**TASK ITEM:** Each line in the records below, from the one that contains "Dark-field STEM-like image" to the one that contains "Q: Which beam", should be reproduced exactly, the first and last included.

——
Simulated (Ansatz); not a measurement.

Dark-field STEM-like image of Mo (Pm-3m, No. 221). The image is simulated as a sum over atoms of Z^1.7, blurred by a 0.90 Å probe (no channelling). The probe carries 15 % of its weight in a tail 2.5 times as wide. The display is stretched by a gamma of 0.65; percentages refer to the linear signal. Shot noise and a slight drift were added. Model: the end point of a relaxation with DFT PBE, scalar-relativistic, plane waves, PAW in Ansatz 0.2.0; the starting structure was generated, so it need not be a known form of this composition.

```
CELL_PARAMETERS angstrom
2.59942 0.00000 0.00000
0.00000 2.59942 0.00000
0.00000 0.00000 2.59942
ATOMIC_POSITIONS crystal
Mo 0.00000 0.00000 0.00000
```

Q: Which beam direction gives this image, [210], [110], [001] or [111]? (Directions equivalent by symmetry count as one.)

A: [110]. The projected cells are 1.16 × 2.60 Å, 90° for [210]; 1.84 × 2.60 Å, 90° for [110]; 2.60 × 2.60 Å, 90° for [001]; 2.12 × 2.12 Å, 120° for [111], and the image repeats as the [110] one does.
——

**RESULT:**
Dark-field STEM-like image of Mo (Pm-3m, No. 221). The image is simulated as a sum over atoms of Z^1.7, blurred by a 0.90 Å probe (no channelling). The probe carries 15 % of its weight in a tail 2.5 times as wide. The display is stretched by a gamma of 0.65; percentages refer to the linear signal. Shot noise and a slight drift were added. Model: the end point of a relaxation with DFT PBE, scalar-relativistic, plane waves, PAW in Ansatz 0.2.0; the starting structure was generated, so it need not be a known form of this composition.

```
CELL_PARAMETERS angstrom
2.59942 0.00000 0.00000
0.00000 2.59942 0.00000
0.00000 0.00000 2.59942
ATOMIC_POSITIONS crystal
Mo 0.00000 0.00000 0.00000
```

Q: Which beam direction gives this image, [210], [110], [001] or [111]? (Directions equivalent by symmetry count as one.)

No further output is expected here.